- _ASSIGNMENT_: Below are some records; return each one exactly.

□ □ □ □ □

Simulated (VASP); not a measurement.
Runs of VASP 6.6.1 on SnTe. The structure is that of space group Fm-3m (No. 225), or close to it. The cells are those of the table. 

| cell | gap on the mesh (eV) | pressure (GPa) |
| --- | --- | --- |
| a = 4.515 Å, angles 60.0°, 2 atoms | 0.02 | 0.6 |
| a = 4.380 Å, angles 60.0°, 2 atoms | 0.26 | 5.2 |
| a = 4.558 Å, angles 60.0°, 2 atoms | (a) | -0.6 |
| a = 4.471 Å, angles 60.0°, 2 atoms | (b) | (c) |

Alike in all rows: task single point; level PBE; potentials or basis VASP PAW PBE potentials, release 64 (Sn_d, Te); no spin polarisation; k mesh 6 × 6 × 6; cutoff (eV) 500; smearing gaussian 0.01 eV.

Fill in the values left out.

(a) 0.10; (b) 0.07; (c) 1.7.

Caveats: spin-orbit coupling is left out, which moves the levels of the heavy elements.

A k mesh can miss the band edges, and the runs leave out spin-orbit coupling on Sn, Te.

□ □ □ □ □

- _SOLUTION_:
Simulated (VASP); not a measurement.
Runs of VASP 6.6.1 on SnTe. The structure is that of space group Fm-3m (No. 225), or close to it. The cells are those of the table. 

| cell | gap on the mesh (eV) | pressure (GPa) |
| --- | --- | --- |
| a = 4.515 Å, angles 60.0°, 2 atoms | 0.02 | 0.6 |
| a = 4.380 Å, angles 60.0°, 2 atoms | 0.26 | 5.2 |
| a = 4.558 Å, angles 60.0°, 2 atoms | (a) | -0.6 |
| a = 4.471 Å, angles 60.0°, 2 atoms | (b) | (c) |

Alike in all rows: task single point; level PBE; potentials or basis VASP PAW PBE potentials, release 64 (Sn_d, Te); no spin polarisation; k mesh 6 × 6 × 6; cutoff (eV) 500; smearing gaussian 0.01 eV.

Fill in the values left out.

(a) 0.10; (b) 0.07; (c) 1.7.

Caveats: spin-orbit coupling is left out, which moves the levels of the heavy elements.

A k mesh can miss the band edges, and the runs leave out spin-orbit coupling on Sn, Te.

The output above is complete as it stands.